— Data for review —
^^^^^^^^

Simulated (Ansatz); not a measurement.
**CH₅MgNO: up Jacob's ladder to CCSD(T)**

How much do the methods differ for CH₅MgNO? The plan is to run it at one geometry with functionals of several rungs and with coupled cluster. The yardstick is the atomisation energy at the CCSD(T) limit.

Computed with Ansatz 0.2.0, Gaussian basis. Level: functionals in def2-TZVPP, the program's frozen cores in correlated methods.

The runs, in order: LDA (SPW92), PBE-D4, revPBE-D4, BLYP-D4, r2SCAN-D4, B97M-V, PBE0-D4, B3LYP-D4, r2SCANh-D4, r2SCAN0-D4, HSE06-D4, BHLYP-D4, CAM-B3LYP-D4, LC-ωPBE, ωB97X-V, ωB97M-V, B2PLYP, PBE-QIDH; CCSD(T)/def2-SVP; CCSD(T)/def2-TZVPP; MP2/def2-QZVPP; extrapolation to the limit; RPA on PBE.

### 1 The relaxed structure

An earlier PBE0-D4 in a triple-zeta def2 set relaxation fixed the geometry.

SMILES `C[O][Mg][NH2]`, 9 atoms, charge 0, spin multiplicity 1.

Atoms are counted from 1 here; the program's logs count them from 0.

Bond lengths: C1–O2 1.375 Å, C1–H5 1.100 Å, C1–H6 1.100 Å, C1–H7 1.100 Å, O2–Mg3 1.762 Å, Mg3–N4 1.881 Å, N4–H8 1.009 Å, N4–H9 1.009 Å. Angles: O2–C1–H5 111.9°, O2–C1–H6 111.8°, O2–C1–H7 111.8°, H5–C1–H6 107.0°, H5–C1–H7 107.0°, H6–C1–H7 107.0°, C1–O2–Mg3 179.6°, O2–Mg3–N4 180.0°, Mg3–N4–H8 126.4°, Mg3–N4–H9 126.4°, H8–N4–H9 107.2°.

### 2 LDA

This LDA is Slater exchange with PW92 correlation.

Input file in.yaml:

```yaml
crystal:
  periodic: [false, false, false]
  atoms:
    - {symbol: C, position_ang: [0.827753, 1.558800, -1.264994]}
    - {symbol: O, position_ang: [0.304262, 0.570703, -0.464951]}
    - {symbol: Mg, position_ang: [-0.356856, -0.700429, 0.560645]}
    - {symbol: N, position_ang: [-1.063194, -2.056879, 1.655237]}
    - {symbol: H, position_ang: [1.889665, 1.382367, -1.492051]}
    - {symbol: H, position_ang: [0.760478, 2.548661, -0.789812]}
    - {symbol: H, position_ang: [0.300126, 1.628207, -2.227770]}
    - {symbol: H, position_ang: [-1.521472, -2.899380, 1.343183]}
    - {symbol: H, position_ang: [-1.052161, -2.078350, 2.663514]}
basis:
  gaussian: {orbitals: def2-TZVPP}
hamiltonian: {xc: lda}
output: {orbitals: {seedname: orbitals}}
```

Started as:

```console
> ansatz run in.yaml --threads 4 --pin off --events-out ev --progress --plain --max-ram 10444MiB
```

^^^^^^^^

— Work item —
Given the data above, transcribe exactly the lines from the one containing "The runs, in" down to the one containing "An earlier PBE0-D4", and no others.

— Exercise response —
The runs, in order: LDA (SPW92), PBE-D4, revPBE-D4, BLYP-D4, r2SCAN-D4, B97M-V, PBE0-D4, B3LYP-D4, r2SCANh-D4, r2SCAN0-D4, HSE06-D4, BHLYP-D4, CAM-B3LYP-D4, LC-ωPBE, ωB97X-V, ωB97M-V, B2PLYP, PBE-QIDH; CCSD(T)/def2-SVP; CCSD(T)/def2-TZVPP; MP2/def2-QZVPP; extrapolation to the limit; RPA on PBE.

### 1 The relaxed structure

An earlier PBE0-D4 in a triple-zeta def2 set relaxation fixed the geometry.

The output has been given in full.